_Input data:_
.....

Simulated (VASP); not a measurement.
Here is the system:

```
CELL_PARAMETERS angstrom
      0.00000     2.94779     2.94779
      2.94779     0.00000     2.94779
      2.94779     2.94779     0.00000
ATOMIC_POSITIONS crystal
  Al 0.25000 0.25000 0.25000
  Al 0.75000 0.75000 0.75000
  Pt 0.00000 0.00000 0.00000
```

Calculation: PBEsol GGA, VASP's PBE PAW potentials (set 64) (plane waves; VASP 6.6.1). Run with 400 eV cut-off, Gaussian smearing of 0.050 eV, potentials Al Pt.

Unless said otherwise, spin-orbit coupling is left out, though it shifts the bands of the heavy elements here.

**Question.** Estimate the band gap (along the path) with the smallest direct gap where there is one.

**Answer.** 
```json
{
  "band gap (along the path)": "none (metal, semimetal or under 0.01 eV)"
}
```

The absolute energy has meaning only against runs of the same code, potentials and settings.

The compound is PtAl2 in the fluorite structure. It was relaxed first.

.....

_Activity:_ Type out the whole of the data again, exactly as shown.

_Written answer:_
Simulated (VASP); not a measurement.
Here is the system:

```
CELL_PARAMETERS angstrom
      0.00000     2.94779     2.94779
      2.94779     0.00000     2.94779
      2.94779     2.94779     0.00000
ATOMIC_POSITIONS crystal
  Al 0.25000 0.25000 0.25000
  Al 0.75000 0.75000 0.75000
  Pt 0.00000 0.00000 0.00000
```

Calculation: PBEsol GGA, VASP's PBE PAW potentials (set 64) (plane waves; VASP 6.6.1). Run with 400 eV cut-off, Gaussian smearing of 0.050 eV, potentials Al Pt.

Unless said otherwise, spin-orbit coupling is left out, though it shifts the bands of the heavy elements here.

**Question.** Estimate the band gap (along the path) with the smallest direct gap where there is one.

**Answer.** 
```json
{
  "band gap (along the path)": "none (metal, semimetal or under 0.01 eV)"
}
```

The absolute energy has meaning only against runs of the same code, potentials and settings.

The compound is PtAl2 in the fluorite structure. It was relaxed first.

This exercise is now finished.